Of the entries below, restate word for word only the section that runs from the line with "Forces on the" to the line with "Run time: 29", counting both ends.

▼
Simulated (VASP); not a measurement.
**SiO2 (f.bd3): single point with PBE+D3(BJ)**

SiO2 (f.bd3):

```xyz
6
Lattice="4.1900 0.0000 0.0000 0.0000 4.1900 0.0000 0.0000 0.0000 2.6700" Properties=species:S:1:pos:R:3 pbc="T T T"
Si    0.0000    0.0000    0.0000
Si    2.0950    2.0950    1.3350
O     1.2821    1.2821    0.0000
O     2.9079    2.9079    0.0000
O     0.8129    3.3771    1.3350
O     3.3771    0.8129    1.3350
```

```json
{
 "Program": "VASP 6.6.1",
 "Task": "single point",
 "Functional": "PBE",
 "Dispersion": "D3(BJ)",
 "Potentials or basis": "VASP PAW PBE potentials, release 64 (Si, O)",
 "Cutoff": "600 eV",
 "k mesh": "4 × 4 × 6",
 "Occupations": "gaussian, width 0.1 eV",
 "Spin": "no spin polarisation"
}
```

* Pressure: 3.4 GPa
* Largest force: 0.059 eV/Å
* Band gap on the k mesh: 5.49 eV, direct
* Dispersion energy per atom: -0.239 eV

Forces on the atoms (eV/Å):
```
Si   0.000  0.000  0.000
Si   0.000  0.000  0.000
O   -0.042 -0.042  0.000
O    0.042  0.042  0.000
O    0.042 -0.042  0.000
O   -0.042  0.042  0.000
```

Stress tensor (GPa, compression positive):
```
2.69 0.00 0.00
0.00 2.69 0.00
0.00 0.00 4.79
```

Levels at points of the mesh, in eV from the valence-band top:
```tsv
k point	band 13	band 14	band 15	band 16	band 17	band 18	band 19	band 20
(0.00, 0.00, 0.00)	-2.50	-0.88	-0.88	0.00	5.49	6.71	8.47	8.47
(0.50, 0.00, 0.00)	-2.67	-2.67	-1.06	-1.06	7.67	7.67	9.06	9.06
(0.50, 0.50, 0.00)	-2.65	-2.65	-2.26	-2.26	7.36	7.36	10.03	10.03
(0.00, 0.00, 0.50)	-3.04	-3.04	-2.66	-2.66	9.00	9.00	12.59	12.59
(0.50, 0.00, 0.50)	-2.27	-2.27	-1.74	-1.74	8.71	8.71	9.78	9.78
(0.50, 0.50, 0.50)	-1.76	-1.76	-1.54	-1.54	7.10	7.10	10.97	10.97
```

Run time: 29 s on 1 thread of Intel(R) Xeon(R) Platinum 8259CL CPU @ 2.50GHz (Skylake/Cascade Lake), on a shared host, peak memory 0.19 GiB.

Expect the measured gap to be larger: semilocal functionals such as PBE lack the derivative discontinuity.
▲

Task response
Forces on the atoms (eV/Å):
```
Si   0.000  0.000  0.000
Si   0.000  0.000  0.000
O   -0.042 -0.042  0.000
O    0.042  0.042  0.000
O    0.042 -0.042  0.000
O   -0.042  0.042  0.000
```

Stress tensor (GPa, compression positive):
```
2.69 0.00 0.00
0.00 2.69 0.00
0.00 0.00 4.79
```

Levels at points of the mesh, in eV from the valence-band top:
```tsv
k point	band 13	band 14	band 15	band 16	band 17	band 18	band 19	band 20
(0.00, 0.00, 0.00)	-2.50	-0.88	-0.88	0.00	5.49	6.71	8.47	8.47
(0.50, 0.00, 0.00)	-2.67	-2.67	-1.06	-1.06	7.67	7.67	9.06	9.06
(0.50, 0.50, 0.00)	-2.65	-2.65	-2.26	-2.26	7.36	7.36	10.03	10.03
(0.00, 0.00, 0.50)	-3.04	-3.04	-2.66	-2.66	9.00	9.00	12.59	12.59
(0.50, 0.00, 0.50)	-2.27	-2.27	-1.74	-1.74	8.71	8.71	9.78	9.78
(0.50, 0.50, 0.50)	-1.76	-1.76	-1.54	-1.54	7.10	7.10	10.97	10.97
```

Run time: 29 s on 1 thread of Intel(R) Xeon(R) Platinum 8259CL CPU @ 2.50GHz (Skylake/Cascade Lake), on a shared host, peak memory 0.19 GiB.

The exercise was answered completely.